> _WORK ITEM_: Nothing but the lines from the top of the following entries through the line with "Q: Give the final energy of this run." should be printed, exactly as they are.

──────────────────────────────

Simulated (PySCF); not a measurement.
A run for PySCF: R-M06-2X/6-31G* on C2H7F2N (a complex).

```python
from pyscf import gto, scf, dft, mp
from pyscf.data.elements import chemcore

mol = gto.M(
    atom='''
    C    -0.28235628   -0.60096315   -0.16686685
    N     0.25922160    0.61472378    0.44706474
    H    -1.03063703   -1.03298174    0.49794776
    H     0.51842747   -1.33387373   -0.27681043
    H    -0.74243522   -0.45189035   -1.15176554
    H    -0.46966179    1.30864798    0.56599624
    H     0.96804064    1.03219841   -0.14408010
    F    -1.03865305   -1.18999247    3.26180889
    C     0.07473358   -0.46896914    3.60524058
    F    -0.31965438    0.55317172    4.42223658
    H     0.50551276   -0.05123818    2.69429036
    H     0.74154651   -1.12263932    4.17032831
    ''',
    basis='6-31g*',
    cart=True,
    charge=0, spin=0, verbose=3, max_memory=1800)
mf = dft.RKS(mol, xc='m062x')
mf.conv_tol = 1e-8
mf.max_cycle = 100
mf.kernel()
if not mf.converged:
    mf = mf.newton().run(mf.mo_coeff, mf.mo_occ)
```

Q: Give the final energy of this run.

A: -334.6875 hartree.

──────────────────────────────

> _EXERCISE SOLUTION_:
Simulated (PySCF); not a measurement.
A run for PySCF: R-M06-2X/6-31G* on C2H7F2N (a complex).

```python
from pyscf import gto, scf, dft, mp
from pyscf.data.elements import chemcore

mol = gto.M(
    atom='''
    C    -0.28235628   -0.60096315   -0.16686685
    N     0.25922160    0.61472378    0.44706474
    H    -1.03063703   -1.03298174    0.49794776
    H     0.51842747   -1.33387373   -0.27681043
    H    -0.74243522   -0.45189035   -1.15176554
    H    -0.46966179    1.30864798    0.56599624
    H     0.96804064    1.03219841   -0.14408010
    F    -1.03865305   -1.18999247    3.26180889
    C     0.07473358   -0.46896914    3.60524058
    F    -0.31965438    0.55317172    4.42223658
    H     0.50551276   -0.05123818    2.69429036
    H     0.74154651   -1.12263932    4.17032831
    ''',
    basis='6-31g*',
    cart=True,
    charge=0, spin=0, verbose=3, max_memory=1800)
mf = dft.RKS(mol, xc='m062x')
mf.conv_tol = 1e-8
mf.max_cycle = 100
mf.kernel()
if not mf.converged:
    mf = mf.newton().run(mf.mo_coeff, mf.mo_occ)
```

Q: Give the final energy of this run.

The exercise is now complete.